■ **Task item**: Below are the records; restate word for word the lines from the first through the one containing "(3) With DDH-PBE0", and only those.

= Beginning of Section =

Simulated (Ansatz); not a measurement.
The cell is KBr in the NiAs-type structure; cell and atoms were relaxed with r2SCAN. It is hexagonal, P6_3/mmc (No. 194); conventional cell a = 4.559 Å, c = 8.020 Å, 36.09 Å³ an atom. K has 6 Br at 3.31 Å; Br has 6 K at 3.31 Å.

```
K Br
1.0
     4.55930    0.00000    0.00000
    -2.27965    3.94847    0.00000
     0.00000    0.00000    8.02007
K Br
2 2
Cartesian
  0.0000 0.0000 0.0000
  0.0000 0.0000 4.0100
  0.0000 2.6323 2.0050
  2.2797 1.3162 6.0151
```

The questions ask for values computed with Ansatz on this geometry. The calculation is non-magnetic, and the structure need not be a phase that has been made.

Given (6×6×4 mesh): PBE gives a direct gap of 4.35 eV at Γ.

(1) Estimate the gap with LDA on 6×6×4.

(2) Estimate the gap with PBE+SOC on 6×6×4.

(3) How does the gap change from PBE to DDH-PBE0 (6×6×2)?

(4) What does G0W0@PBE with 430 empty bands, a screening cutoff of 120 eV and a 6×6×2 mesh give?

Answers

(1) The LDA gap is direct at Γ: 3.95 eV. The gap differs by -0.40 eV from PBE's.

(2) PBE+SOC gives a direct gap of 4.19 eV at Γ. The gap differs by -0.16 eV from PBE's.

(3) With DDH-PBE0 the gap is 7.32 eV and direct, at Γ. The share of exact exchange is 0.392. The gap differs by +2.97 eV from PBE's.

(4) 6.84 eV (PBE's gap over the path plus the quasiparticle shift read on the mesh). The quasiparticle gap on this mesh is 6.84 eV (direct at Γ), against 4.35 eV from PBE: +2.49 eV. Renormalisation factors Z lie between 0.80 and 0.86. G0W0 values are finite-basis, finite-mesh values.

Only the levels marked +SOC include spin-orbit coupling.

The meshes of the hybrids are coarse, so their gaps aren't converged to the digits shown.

= End of Section =

■ **Reply**:
Simulated (Ansatz); not a measurement.
The cell is KBr in the NiAs-type structure; cell and atoms were relaxed with r2SCAN. It is hexagonal, P6_3/mmc (No. 194); conventional cell a = 4.559 Å, c = 8.020 Å, 36.09 Å³ an atom. K has 6 Br at 3.31 Å; Br has 6 K at 3.31 Å.

```
K Br
1.0
     4.55930    0.00000    0.00000
    -2.27965    3.94847    0.00000
     0.00000    0.00000    8.02007
K Br
2 2
Cartesian
  0.0000 0.0000 0.0000
  0.0000 0.0000 4.0100
  0.0000 2.6323 2.0050
  2.2797 1.3162 6.0151
```

The questions ask for values computed with Ansatz on this geometry. The calculation is non-magnetic, and the structure need not be a phase that has been made.

Given (6×6×4 mesh): PBE gives a direct gap of 4.35 eV at Γ.

(1) Estimate the gap with LDA on 6×6×4.

(2) Estimate the gap with PBE+SOC on 6×6×4.

(3) How does the gap change from PBE to DDH-PBE0 (6×6×2)?

(4) What does G0W0@PBE with 430 empty bands, a screening cutoff of 120 eV and a 6×6×2 mesh give?

Answers

(1) The LDA gap is direct at Γ: 3.95 eV. The gap differs by -0.40 eV from PBE's.

(2) PBE+SOC gives a direct gap of 4.19 eV at Γ. The gap differs by -0.16 eV from PBE's.

(3) With DDH-PBE0 the gap is 7.32 eV and direct, at Γ. The share of exact exchange is 0.392. The gap differs by +2.97 eV from PBE's.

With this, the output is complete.